→ **Assigned task**: Repeat every entry exactly as it appears.

** Material supplied follows **
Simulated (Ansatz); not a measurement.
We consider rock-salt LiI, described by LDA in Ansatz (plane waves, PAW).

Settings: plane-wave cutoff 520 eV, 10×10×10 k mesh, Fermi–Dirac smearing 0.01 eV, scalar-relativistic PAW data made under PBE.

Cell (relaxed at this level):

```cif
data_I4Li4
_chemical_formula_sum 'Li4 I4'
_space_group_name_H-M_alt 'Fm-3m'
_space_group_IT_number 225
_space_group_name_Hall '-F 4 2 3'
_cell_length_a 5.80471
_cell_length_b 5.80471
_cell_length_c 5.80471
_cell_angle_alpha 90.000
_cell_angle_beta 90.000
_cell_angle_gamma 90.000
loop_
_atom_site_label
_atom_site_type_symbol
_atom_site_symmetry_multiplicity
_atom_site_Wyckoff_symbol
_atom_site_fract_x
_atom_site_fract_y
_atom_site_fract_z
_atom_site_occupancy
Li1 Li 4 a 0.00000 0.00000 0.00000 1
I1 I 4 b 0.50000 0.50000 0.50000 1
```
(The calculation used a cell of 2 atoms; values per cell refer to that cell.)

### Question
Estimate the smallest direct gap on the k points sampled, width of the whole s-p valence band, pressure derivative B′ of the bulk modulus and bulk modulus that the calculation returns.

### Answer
** End of Material supplied **

→ **Response box**:
Simulated (Ansatz); not a measurement.
We consider rock-salt LiI, described by LDA in Ansatz (plane waves, PAW).

Settings: plane-wave cutoff 520 eV, 10×10×10 k mesh, Fermi–Dirac smearing 0.01 eV, scalar-relativistic PAW data made under PBE.

Cell (relaxed at this level):

```cif
data_I4Li4
_chemical_formula_sum 'Li4 I4'
_space_group_name_H-M_alt 'Fm-3m'
_space_group_IT_number 225
_space_group_name_Hall '-F 4 2 3'
_cell_length_a 5.80471
_cell_length_b 5.80471
_cell_length_c 5.80471
_cell_angle_alpha 90.000
_cell_angle_beta 90.000
_cell_angle_gamma 90.000
loop_
_atom_site_label
_atom_site_type_symbol
_atom_site_symmetry_multiplicity
_atom_site_Wyckoff_symbol
_atom_site_fract_x
_atom_site_fract_y
_atom_site_fract_z
_atom_site_occupancy
Li1 Li 4 a 0.00000 0.00000 0.00000 1
I1 I 4 b 0.50000 0.50000 0.50000 1
```
(The calculation used a cell of 2 atoms; values per cell refer to that cell.)

### Question
Estimate the smallest direct gap on the k points sampled, width of the whole s-p valence band, pressure derivative B′ of the bulk modulus and bulk modulus that the calculation returns.

### Answer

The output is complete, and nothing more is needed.